= SUPPLIED ENTRIES =
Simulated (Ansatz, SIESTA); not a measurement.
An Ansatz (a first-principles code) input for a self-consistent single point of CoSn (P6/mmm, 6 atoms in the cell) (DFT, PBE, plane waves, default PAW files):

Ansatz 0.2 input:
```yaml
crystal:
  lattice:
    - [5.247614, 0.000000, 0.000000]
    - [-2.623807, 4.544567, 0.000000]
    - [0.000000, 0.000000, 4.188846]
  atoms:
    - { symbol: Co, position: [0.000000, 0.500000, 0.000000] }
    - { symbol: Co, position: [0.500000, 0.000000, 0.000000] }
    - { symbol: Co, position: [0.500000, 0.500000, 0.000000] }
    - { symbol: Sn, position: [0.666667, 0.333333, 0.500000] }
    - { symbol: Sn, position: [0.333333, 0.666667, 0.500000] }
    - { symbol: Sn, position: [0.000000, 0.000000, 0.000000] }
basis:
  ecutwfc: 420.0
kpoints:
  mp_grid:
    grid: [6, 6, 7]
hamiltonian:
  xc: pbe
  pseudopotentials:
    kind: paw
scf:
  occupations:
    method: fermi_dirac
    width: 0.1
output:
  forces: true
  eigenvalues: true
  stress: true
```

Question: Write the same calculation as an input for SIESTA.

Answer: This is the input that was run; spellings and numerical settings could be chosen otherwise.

= REQUIRED ACTION =
Beginning at the top of the records above, transcribe each line exactly up to and including the line that holds "Question: Write the".

= REPLY =
Simulated (Ansatz, SIESTA); not a measurement.
An Ansatz (a first-principles code) input for a self-consistent single point of CoSn (P6/mmm, 6 atoms in the cell) (DFT, PBE, plane waves, default PAW files):

Ansatz 0.2 input:
```yaml
crystal:
  lattice:
    - [5.247614, 0.000000, 0.000000]
    - [-2.623807, 4.544567, 0.000000]
    - [0.000000, 0.000000, 4.188846]
  atoms:
    - { symbol: Co, position: [0.000000, 0.500000, 0.000000] }
    - { symbol: Co, position: [0.500000, 0.000000, 0.000000] }
    - { symbol: Co, position: [0.500000, 0.500000, 0.000000] }
    - { symbol: Sn, position: [0.666667, 0.333333, 0.500000] }
    - { symbol: Sn, position: [0.333333, 0.666667, 0.500000] }
    - { symbol: Sn, position: [0.000000, 0.000000, 0.000000] }
basis:
  ecutwfc: 420.0
kpoints:
  mp_grid:
    grid: [6, 6, 7]
hamiltonian:
  xc: pbe
  pseudopotentials:
    kind: paw
scf:
  occupations:
    method: fermi_dirac
    width: 0.1
output:
  forces: true
  eigenvalues: true
  stress: true
```

Question: Write the same calculation as an input for SIESTA.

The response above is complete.